■ ■ ■ ■

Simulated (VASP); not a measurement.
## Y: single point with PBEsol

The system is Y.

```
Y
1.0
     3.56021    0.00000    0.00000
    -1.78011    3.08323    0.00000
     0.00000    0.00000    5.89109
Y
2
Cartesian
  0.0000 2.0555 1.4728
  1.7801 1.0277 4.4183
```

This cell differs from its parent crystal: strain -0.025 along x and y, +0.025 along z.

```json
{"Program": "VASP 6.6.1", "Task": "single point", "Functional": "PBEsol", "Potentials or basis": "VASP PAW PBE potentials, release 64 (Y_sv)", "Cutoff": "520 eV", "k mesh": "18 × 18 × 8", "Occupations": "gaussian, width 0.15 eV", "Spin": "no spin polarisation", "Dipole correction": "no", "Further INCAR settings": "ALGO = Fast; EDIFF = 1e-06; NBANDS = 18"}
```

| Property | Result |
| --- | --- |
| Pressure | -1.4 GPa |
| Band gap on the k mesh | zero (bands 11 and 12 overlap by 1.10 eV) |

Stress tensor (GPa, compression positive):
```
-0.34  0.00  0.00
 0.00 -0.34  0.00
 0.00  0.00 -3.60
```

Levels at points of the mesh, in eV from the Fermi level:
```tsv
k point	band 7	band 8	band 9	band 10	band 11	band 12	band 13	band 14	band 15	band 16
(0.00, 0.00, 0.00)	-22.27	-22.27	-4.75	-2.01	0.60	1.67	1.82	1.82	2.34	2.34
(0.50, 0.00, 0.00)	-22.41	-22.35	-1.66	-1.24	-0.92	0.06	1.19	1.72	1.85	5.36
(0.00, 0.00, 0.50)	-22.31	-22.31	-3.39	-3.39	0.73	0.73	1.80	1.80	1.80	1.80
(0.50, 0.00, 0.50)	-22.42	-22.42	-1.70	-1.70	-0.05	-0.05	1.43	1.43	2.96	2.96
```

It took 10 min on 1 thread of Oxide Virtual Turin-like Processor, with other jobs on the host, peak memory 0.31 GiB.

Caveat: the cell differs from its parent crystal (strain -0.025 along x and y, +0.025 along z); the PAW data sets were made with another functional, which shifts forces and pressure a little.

■ ■ ■ ■

EXERCISE — Lines after the one containing "It took 10 min" are not wanted; repeat exactly each line above from the first up to and including it.

YOUR SOLUTION —
Simulated (VASP); not a measurement.
## Y: single point with PBEsol

The system is Y.

```
Y
1.0
     3.56021    0.00000    0.00000
    -1.78011    3.08323    0.00000
     0.00000    0.00000    5.89109
Y
2
Cartesian
  0.0000 2.0555 1.4728
  1.7801 1.0277 4.4183
```

This cell differs from its parent crystal: strain -0.025 along x and y, +0.025 along z.

```json
{"Program": "VASP 6.6.1", "Task": "single point", "Functional": "PBEsol", "Potentials or basis": "VASP PAW PBE potentials, release 64 (Y_sv)", "Cutoff": "520 eV", "k mesh": "18 × 18 × 8", "Occupations": "gaussian, width 0.15 eV", "Spin": "no spin polarisation", "Dipole correction": "no", "Further INCAR settings": "ALGO = Fast; EDIFF = 1e-06; NBANDS = 18"}
```

| Property | Result |
| --- | --- |
| Pressure | -1.4 GPa |
| Band gap on the k mesh | zero (bands 11 and 12 overlap by 1.10 eV) |

Stress tensor (GPa, compression positive):
```
-0.34  0.00  0.00
 0.00 -0.34  0.00
 0.00  0.00 -3.60
```

Levels at points of the mesh, in eV from the Fermi level:
```tsv
k point	band 7	band 8	band 9	band 10	band 11	band 12	band 13	band 14	band 15	band 16
(0.00, 0.00, 0.00)	-22.27	-22.27	-4.75	-2.01	0.60	1.67	1.82	1.82	2.34	2.34
(0.50, 0.00, 0.00)	-22.41	-22.35	-1.66	-1.24	-0.92	0.06	1.19	1.72	1.85	5.36
(0.00, 0.00, 0.50)	-22.31	-22.31	-3.39	-3.39	0.73	0.73	1.80	1.80	1.80	1.80
(0.50, 0.00, 0.50)	-22.42	-22.42	-1.70	-1.70	-0.05	-0.05	1.43	1.43	2.96	2.96
```

It took 10 min on 1 thread of Oxide Virtual Turin-like Processor, with other jobs on the host, peak memory 0.31 GiB.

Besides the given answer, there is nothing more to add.